Assigned task:
Each line from the beginning of the entries below through the line that includes "System 1: C₅H₁₁BSSi₂, the" must be returned exactly as given.

Data section:
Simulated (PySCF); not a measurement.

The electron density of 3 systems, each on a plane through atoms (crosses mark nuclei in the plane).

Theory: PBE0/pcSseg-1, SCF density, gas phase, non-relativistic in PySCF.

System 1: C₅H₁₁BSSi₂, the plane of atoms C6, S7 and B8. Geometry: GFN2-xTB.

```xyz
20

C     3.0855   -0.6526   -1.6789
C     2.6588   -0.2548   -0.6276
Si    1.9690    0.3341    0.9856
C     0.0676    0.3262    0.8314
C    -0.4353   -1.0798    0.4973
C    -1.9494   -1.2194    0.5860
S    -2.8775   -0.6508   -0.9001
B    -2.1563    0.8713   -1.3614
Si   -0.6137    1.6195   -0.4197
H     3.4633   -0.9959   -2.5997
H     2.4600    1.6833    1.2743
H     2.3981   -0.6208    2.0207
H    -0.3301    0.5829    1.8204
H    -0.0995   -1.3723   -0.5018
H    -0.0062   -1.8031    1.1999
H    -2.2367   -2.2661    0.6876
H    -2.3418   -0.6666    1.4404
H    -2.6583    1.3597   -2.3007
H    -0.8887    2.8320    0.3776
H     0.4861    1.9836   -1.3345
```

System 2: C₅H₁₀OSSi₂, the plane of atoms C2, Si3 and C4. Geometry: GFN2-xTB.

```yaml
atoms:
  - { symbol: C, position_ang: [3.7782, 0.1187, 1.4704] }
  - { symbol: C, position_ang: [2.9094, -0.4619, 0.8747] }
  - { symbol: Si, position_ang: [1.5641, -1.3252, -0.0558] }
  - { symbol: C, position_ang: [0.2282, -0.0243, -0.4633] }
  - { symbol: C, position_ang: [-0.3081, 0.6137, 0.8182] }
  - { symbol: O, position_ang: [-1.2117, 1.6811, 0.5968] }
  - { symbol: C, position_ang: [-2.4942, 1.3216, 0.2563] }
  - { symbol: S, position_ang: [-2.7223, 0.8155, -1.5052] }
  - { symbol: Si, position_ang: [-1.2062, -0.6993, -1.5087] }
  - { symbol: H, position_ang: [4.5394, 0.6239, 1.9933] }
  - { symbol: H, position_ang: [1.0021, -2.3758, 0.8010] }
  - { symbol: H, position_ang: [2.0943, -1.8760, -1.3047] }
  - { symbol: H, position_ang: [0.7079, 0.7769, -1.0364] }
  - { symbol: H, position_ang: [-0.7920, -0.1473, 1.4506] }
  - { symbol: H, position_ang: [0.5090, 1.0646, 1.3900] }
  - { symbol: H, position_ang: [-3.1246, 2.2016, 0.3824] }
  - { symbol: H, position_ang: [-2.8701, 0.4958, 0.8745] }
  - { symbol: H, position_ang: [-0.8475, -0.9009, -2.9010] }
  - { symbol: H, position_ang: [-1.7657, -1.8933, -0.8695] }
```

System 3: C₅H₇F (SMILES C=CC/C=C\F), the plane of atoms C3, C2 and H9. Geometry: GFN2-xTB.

Written reply:
Simulated (PySCF); not a measurement.

The electron density of 3 systems, each on a plane through atoms (crosses mark nuclei in the plane).

Theory: PBE0/pcSseg-1, SCF density, gas phase, non-relativistic in PySCF.

System 1: C₅H₁₁BSSi₂, the plane of atoms C6, S7 and B8. Geometry: GFN2-xTB.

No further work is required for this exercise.